Provided data:
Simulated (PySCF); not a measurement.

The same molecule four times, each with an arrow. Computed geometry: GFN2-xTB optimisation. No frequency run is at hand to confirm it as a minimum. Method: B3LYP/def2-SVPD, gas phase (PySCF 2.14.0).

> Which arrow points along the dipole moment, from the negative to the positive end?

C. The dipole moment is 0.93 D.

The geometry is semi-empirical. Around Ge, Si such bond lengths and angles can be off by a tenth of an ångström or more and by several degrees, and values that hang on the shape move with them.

Work item:
Write the opening line of the data above and every line after it, exactly, stopping once you have written the line with "C. The dipole moment is 0.93 D.".

Answer area:
Simulated (PySCF); not a measurement.

The same molecule four times, each with an arrow. Computed geometry: GFN2-xTB optimisation. No frequency run is at hand to confirm it as a minimum. Method: B3LYP/def2-SVPD, gas phase (PySCF 2.14.0).

> Which arrow points along the dipole moment, from the negative to the positive end?

C. The dipole moment is 0.93 D.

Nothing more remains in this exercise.